__Extracted records__
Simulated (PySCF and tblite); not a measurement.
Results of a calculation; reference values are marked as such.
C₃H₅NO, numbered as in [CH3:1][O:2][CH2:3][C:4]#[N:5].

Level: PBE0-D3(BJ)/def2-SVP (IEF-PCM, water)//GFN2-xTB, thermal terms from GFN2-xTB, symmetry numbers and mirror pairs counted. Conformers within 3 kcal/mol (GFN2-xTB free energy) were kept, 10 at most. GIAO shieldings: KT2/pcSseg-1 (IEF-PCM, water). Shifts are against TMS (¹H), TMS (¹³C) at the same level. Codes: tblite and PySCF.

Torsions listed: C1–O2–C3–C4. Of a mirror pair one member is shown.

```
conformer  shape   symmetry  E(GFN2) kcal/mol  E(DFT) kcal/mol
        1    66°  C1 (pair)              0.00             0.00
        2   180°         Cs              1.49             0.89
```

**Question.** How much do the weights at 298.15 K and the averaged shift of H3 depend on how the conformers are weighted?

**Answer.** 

__Work task__
Produce only the lines from the line containing "Results of a" through the line containing "C₃H₅NO, numbered as", inclusive of both, exactly as they stand in the entries above.

__Written reply__
Results of a calculation; reference values are marked as such.
C₃H₅NO, numbered as in [CH3:1][O:2][CH2:3][C:4]#[N:5].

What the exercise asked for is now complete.